Exercise: Please return each line of the listing exactly as given.

::: Recorded data :::

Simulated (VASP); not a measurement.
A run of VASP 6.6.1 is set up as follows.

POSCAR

:::

Written solution:
Simulated (VASP); not a measurement.
A run of VASP 6.6.1 is set up as follows.

POSCAR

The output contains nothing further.